WORK ORDER
Take the material below and output exactly the run of lines from the one containing "(4) And at 400, 500, 600, 800 and 1000 K?" down to the one containing "(2) Yes, all 33 modes are real.", with both included.

SOURCE INFORMATION
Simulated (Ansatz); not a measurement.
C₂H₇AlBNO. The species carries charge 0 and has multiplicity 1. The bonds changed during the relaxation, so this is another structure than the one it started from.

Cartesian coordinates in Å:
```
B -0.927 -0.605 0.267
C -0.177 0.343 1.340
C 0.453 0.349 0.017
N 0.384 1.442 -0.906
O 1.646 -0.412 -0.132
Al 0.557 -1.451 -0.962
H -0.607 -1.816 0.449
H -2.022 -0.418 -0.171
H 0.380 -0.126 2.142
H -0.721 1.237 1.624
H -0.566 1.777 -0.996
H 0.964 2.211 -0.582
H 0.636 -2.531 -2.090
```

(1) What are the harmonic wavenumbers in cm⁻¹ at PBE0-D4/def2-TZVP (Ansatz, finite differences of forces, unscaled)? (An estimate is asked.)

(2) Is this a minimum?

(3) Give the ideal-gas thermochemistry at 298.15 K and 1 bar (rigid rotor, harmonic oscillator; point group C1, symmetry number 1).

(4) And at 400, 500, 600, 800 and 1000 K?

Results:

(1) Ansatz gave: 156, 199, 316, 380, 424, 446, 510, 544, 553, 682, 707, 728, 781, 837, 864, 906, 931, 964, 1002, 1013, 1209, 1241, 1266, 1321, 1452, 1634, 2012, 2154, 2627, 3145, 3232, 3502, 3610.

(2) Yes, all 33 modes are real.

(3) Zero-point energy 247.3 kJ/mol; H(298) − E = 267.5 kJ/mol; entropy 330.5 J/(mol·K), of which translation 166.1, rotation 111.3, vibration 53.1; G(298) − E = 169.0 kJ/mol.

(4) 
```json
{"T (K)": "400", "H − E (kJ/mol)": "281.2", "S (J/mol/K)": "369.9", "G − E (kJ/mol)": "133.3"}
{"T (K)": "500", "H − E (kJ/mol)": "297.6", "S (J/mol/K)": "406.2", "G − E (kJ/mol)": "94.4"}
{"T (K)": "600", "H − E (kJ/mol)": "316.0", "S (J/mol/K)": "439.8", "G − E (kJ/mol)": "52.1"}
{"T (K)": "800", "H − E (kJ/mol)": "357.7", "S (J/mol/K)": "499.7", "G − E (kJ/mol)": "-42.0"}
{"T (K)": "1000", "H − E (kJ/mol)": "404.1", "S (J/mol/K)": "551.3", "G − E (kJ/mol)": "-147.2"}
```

YOUR RESPONSE
(4) And at 400, 500, 600, 800 and 1000 K?

Results:

(1) Ansatz gave: 156, 199, 316, 380, 424, 446, 510, 544, 553, 682, 707, 728, 781, 837, 864, 906, 931, 964, 1002, 1013, 1209, 1241, 1266, 1321, 1452, 1634, 2012, 2154, 2627, 3145, 3232, 3502, 3610.

(2) Yes, all 33 modes are real.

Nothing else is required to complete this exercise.